[Opening EXTRACTED MATERIAL section]
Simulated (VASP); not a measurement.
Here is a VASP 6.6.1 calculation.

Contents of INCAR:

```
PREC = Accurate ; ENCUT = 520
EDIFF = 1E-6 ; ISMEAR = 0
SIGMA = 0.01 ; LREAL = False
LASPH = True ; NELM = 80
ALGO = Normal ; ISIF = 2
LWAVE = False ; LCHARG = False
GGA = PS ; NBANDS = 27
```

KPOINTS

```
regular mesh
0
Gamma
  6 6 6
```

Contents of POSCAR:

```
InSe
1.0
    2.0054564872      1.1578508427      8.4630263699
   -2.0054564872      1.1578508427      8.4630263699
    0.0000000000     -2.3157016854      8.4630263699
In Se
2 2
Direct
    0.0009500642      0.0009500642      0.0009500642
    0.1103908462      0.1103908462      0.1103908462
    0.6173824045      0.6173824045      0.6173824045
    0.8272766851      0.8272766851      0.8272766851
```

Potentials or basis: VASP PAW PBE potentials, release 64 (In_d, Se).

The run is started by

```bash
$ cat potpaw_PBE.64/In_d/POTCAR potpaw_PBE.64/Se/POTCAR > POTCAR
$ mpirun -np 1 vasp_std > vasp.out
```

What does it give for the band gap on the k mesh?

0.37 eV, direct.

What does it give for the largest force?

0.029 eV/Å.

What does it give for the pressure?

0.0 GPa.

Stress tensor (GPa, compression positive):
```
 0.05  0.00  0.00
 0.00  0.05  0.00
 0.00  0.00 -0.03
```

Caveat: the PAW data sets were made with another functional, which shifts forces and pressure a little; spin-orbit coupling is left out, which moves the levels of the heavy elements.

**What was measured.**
[Closing EXTRACTED MATERIAL section]

Would you output, from the records above, exactly the run of lines that starts at the line containing "What does it give for the band" and ends at the line containing "Caveat: the PAW", and only that run?

What does it give for the band gap on the k mesh?

0.37 eV, direct.

What does it give for the largest force?

0.029 eV/Å.

What does it give for the pressure?

0.0 GPa.

Stress tensor (GPa, compression positive):
```
 0.05  0.00  0.00
 0.00  0.05  0.00
 0.00  0.00 -0.03
```

Caveat: the PAW data sets were made with another functional, which shifts forces and pressure a little; spin-orbit coupling is left out, which moves the levels of the heavy elements.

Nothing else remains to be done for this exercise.